Entries supplied ->
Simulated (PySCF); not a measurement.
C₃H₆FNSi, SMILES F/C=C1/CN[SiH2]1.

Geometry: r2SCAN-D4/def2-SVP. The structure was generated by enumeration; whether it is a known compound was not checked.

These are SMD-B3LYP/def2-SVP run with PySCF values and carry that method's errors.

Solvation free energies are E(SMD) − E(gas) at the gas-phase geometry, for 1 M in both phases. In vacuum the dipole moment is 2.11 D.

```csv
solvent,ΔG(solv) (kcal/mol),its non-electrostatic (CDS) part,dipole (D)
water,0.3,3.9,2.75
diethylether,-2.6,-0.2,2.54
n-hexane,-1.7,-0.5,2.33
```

Work instruction -> Print only the lines from the top of the data above down to the line holding "These are SMD-B3LYP/def2-SVP", inclusive.

Written response ->
Simulated (PySCF); not a measurement.
C₃H₆FNSi, SMILES F/C=C1/CN[SiH2]1.

Geometry: r2SCAN-D4/def2-SVP. The structure was generated by enumeration; whether it is a known compound was not checked.

These are SMD-B3LYP/def2-SVP run with PySCF values and carry that method's errors.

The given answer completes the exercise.